[Start of Attachment]
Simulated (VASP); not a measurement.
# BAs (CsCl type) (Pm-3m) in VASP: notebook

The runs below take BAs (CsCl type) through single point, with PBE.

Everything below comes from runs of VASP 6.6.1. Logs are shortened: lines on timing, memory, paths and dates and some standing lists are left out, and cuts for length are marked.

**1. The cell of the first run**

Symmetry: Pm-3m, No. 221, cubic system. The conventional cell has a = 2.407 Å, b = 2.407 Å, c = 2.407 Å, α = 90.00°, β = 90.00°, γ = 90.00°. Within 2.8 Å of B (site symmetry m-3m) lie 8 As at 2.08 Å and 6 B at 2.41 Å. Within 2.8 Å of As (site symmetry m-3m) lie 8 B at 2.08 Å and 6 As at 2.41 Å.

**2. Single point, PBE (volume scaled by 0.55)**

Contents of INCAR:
[End of Attachment]

*REQUIREMENT*.
Please copy exactly the lines from the first line of the records above through the line containing "scaled by 0.55)**", including both, and nothing more.

*EXERCISE RESULT*.
Simulated (VASP); not a measurement.
# BAs (CsCl type) (Pm-3m) in VASP: notebook

The runs below take BAs (CsCl type) through single point, with PBE.

Everything below comes from runs of VASP 6.6.1. Logs are shortened: lines on timing, memory, paths and dates and some standing lists are left out, and cuts for length are marked.

**1. The cell of the first run**

Symmetry: Pm-3m, No. 221, cubic system. The conventional cell has a = 2.407 Å, b = 2.407 Å, c = 2.407 Å, α = 90.00°, β = 90.00°, γ = 90.00°. Within 2.8 Å of B (site symmetry m-3m) lie 8 As at 2.08 Å and 6 B at 2.41 Å. Within 2.8 Å of As (site symmetry m-3m) lie 8 B at 2.08 Å and 6 As at 2.41 Å.

**2. Single point, PBE (volume scaled by 0.55)**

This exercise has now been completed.